Given records:
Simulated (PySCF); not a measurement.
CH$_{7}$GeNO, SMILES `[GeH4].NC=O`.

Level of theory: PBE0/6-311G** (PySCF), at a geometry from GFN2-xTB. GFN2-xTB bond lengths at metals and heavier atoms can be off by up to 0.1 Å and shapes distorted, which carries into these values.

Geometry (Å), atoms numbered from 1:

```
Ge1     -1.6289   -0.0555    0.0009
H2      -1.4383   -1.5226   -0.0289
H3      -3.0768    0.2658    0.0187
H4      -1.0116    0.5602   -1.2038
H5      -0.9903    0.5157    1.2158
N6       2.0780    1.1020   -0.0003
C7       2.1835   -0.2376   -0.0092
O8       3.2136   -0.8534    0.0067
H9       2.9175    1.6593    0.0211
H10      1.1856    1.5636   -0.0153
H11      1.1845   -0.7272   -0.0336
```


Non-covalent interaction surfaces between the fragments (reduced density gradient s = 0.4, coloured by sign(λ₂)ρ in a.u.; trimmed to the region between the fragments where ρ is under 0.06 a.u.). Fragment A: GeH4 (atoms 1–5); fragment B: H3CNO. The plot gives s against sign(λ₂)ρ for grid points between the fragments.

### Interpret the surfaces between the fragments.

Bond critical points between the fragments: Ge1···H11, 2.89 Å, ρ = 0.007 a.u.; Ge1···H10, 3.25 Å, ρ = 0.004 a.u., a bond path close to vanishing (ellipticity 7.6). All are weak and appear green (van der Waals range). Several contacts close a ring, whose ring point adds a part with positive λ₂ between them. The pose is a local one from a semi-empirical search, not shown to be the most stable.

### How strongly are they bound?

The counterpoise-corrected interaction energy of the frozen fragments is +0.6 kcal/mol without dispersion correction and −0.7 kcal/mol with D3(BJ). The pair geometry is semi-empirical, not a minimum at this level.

Work task: All that is wanted is a faithful reproduction of the line above with "Bond critical points", the line with "### How strongly are they bound?", and every line in between.

Exercise answer:
Bond critical points between the fragments: Ge1···H11, 2.89 Å, ρ = 0.007 a.u.; Ge1···H10, 3.25 Å, ρ = 0.004 a.u., a bond path close to vanishing (ellipticity 7.6). All are weak and appear green (van der Waals range). Several contacts close a ring, whose ring point adds a part with positive λ₂ between them. The pose is a local one from a semi-empirical search, not shown to be the most stable.

### How strongly are they bound?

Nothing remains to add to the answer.